START DATA EXTRACTS

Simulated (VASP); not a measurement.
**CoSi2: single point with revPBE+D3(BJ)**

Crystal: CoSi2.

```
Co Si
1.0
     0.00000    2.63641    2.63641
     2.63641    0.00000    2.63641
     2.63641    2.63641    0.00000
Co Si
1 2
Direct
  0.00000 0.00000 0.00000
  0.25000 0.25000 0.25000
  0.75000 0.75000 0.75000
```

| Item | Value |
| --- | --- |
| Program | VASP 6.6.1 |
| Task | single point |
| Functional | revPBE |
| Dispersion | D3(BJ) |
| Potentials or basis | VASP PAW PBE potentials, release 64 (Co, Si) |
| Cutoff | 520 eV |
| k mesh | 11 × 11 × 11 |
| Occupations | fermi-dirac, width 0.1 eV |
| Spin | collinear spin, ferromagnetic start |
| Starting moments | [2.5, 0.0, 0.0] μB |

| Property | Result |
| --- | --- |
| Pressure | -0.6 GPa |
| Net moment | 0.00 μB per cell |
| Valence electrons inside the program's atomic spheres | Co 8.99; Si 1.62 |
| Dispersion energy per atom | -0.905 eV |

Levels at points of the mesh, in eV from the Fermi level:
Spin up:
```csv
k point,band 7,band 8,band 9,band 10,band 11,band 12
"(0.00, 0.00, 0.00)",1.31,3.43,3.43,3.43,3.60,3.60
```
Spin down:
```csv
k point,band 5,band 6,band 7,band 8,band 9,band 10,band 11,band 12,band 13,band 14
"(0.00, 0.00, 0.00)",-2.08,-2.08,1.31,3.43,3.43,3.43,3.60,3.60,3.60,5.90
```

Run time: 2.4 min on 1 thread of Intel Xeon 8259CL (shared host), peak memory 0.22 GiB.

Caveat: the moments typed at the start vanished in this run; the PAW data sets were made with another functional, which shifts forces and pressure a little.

END DATA EXTRACTS

▸ WORK ORDER:
Please copy, word for word, every line from the first line of the records through the line containing "Dispersion | D3(BJ) |", with both of those lines included and nothing else.

▸ RESULT:
Simulated (VASP); not a measurement.
**CoSi2: single point with revPBE+D3(BJ)**

Crystal: CoSi2.

```
Co Si
1.0
     0.00000    2.63641    2.63641
     2.63641    0.00000    2.63641
     2.63641    2.63641    0.00000
Co Si
1 2
Direct
  0.00000 0.00000 0.00000
  0.25000 0.25000 0.25000
  0.75000 0.75000 0.75000
```

| Item | Value |
| --- | --- |
| Program | VASP 6.6.1 |
| Task | single point |
| Functional | revPBE |
| Dispersion | D3(BJ) |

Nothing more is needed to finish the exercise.